+++ Source data
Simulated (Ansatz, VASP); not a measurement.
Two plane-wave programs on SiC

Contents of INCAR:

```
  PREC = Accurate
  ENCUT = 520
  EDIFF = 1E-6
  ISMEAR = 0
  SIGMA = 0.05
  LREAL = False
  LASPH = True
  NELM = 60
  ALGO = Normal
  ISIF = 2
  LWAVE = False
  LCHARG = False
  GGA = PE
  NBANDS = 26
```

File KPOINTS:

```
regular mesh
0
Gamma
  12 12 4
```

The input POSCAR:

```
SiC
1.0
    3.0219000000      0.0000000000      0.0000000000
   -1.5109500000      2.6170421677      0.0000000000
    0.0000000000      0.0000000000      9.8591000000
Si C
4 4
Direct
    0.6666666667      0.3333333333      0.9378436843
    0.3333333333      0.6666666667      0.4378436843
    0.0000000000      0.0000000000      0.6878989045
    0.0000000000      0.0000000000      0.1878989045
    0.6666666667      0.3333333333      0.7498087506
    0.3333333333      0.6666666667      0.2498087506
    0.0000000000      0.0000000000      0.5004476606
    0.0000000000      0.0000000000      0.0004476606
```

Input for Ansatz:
++++++

__Brief__.
Working through the records above, copy each one exactly.

__Written answer__.
Simulated (Ansatz, VASP); not a measurement.
Two plane-wave programs on SiC

Contents of INCAR:

```
  PREC = Accurate
  ENCUT = 520
  EDIFF = 1E-6
  ISMEAR = 0
  SIGMA = 0.05
  LREAL = False
  LASPH = True
  NELM = 60
  ALGO = Normal
  ISIF = 2
  LWAVE = False
  LCHARG = False
  GGA = PE
  NBANDS = 26
```

File KPOINTS:

```
regular mesh
0
Gamma
  12 12 4
```

The input POSCAR:

```
SiC
1.0
    3.0219000000      0.0000000000      0.0000000000
   -1.5109500000      2.6170421677      0.0000000000
    0.0000000000      0.0000000000      9.8591000000
Si C
4 4
Direct
    0.6666666667      0.3333333333      0.9378436843
    0.3333333333      0.6666666667      0.4378436843
    0.0000000000      0.0000000000      0.6878989045
    0.0000000000      0.0000000000      0.1878989045
    0.6666666667      0.3333333333      0.7498087506
    0.3333333333      0.6666666667      0.2498087506
    0.0000000000      0.0000000000      0.5004476606
    0.0000000000      0.0000000000      0.0004476606
```

Input for Ansatz:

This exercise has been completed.